*** RECORD SET

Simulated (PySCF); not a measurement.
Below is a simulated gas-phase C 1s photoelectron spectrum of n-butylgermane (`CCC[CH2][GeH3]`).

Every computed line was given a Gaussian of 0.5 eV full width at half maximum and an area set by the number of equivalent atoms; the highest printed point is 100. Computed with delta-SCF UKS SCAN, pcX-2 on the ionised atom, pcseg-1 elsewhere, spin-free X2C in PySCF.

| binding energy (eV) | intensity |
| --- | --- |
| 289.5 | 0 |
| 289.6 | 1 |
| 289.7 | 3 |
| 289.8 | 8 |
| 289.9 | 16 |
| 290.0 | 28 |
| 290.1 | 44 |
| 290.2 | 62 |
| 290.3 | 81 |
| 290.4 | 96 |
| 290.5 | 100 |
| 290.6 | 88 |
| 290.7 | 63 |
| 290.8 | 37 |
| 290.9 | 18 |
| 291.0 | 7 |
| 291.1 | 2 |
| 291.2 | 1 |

******

> _ASSIGNED TASK_: All of the records need to be returned exactly as they are.

> _YOUR SOLUTION_:
Simulated (PySCF); not a measurement.
Below is a simulated gas-phase C 1s photoelectron spectrum of n-butylgermane (`CCC[CH2][GeH3]`).

Every computed line was given a Gaussian of 0.5 eV full width at half maximum and an area set by the number of equivalent atoms; the highest printed point is 100. Computed with delta-SCF UKS SCAN, pcX-2 on the ionised atom, pcseg-1 elsewhere, spin-free X2C in PySCF.

| binding energy (eV) | intensity |
| --- | --- |
| 289.5 | 0 |
| 289.6 | 1 |
| 289.7 | 3 |
| 289.8 | 8 |
| 289.9 | 16 |
| 290.0 | 28 |
| 290.1 | 44 |
| 290.2 | 62 |
| 290.3 | 81 |
| 290.4 | 96 |
| 290.5 | 100 |
| 290.6 | 88 |
| 290.7 | 63 |
| 290.8 | 37 |
| 290.9 | 18 |
| 291.0 | 7 |
| 291.1 | 2 |
| 291.2 | 1 |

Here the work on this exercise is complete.